PROVIDED DATA section start

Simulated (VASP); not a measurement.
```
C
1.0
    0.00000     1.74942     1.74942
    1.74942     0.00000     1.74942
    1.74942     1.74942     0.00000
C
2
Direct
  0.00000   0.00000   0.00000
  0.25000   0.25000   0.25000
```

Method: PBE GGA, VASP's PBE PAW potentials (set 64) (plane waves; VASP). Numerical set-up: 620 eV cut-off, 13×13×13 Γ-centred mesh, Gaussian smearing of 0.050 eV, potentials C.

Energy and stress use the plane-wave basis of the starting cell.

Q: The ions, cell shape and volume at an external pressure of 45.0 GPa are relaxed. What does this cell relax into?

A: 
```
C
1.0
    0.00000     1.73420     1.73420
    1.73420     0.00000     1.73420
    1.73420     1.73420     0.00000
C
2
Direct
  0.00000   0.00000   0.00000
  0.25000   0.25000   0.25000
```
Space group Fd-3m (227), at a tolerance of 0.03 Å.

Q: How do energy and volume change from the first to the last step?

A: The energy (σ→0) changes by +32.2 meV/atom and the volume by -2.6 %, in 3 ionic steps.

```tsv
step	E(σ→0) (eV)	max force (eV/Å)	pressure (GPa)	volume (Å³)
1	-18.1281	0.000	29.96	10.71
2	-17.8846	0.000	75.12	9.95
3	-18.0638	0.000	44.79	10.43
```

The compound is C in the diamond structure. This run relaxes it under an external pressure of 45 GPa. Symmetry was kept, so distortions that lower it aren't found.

PROVIDED DATA section end

■ **ACTION ITEM**
Quote the listing word for word from its first line through the line in which "Energy and stress" appears.

■ **RESPONSE AREA**
Simulated (VASP); not a measurement.
```
C
1.0
    0.00000     1.74942     1.74942
    1.74942     0.00000     1.74942
    1.74942     1.74942     0.00000
C
2
Direct
  0.00000   0.00000   0.00000
  0.25000   0.25000   0.25000
```

Method: PBE GGA, VASP's PBE PAW potentials (set 64) (plane waves; VASP). Numerical set-up: 620 eV cut-off, 13×13×13 Γ-centred mesh, Gaussian smearing of 0.050 eV, potentials C.

Energy and stress use the plane-wave basis of the starting cell.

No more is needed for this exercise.